* **Work instruction**: Print the whole listing, character for character.

* **Supplied material**:
*** Block opens ***

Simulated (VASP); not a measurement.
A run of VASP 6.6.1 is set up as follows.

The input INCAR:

*** Block closes ***

* **Exercise output**:
Simulated (VASP); not a measurement.
A run of VASP 6.6.1 is set up as follows.

The input INCAR:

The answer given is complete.